**Work order:** Repeat the material in full. Keep every line exactly as it is.

———

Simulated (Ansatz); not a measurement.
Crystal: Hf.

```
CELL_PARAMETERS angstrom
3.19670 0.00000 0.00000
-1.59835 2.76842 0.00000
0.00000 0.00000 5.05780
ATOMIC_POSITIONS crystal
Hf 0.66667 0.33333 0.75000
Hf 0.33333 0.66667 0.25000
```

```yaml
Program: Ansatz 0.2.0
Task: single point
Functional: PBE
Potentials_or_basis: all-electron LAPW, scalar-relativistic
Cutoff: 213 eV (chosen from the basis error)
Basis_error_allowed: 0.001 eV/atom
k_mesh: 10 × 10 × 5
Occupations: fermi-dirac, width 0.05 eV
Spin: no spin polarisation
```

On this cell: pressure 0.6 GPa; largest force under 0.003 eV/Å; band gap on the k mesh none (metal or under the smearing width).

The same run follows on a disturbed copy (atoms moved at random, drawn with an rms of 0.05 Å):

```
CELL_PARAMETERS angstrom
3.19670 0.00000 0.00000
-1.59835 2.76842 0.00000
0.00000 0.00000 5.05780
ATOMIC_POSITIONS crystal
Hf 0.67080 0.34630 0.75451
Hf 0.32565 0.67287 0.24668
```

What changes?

———

**Answer box:**
Simulated (Ansatz); not a measurement.
Crystal: Hf.

```
CELL_PARAMETERS angstrom
3.19670 0.00000 0.00000
-1.59835 2.76842 0.00000
0.00000 0.00000 5.05780
ATOMIC_POSITIONS crystal
Hf 0.66667 0.33333 0.75000
Hf 0.33333 0.66667 0.25000
```

```yaml
Program: Ansatz 0.2.0
Task: single point
Functional: PBE
Potentials_or_basis: all-electron LAPW, scalar-relativistic
Cutoff: 213 eV (chosen from the basis error)
Basis_error_allowed: 0.001 eV/atom
k_mesh: 10 × 10 × 5
Occupations: fermi-dirac, width 0.05 eV
Spin: no spin polarisation
```

On this cell: pressure 0.6 GPa; largest force under 0.003 eV/Å; band gap on the k mesh none (metal or under the smearing width).

The same run follows on a disturbed copy (atoms moved at random, drawn with an rms of 0.05 Å):

```
CELL_PARAMETERS angstrom
3.19670 0.00000 0.00000
-1.59835 2.76842 0.00000
0.00000 0.00000 5.05780
ATOMIC_POSITIONS crystal
Hf 0.67080 0.34630 0.75451
Hf 0.32565 0.67287 0.24668
```

What changes?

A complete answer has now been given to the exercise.